| ACTIVITY |
Below are the records; give again exactly the line with "RHF energy of one = -2.145941 hartree", the line with "What does the comparison show, and why?", and each line that lies between them, and nothing besides.

Content starts

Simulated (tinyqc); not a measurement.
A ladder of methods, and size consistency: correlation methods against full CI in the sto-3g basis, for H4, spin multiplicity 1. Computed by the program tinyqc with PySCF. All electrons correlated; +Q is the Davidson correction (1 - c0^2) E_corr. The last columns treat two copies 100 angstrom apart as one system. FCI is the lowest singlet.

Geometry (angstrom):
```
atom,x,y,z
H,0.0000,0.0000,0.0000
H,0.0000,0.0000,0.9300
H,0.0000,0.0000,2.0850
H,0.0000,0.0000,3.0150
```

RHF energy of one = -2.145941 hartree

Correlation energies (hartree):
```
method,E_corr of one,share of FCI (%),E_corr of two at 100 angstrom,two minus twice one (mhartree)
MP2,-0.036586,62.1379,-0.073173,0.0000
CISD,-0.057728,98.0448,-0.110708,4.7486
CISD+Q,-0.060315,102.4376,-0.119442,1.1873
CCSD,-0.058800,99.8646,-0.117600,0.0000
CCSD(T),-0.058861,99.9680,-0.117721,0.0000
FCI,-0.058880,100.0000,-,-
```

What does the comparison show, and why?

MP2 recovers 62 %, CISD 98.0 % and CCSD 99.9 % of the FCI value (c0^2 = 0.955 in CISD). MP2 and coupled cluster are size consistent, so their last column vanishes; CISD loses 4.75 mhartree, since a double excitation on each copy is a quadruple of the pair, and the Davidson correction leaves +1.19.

Content ends

| WRITTEN RESPONSE |
RHF energy of one = -2.145941 hartree

Correlation energies (hartree):
```
method,E_corr of one,share of FCI (%),E_corr of two at 100 angstrom,two minus twice one (mhartree)
MP2,-0.036586,62.1379,-0.073173,0.0000
CISD,-0.057728,98.0448,-0.110708,4.7486
CISD+Q,-0.060315,102.4376,-0.119442,1.1873
CCSD,-0.058800,99.8646,-0.117600,0.0000
CCSD(T),-0.058861,99.9680,-0.117721,0.0000
FCI,-0.058880,100.0000,-,-
```

What does the comparison show, and why?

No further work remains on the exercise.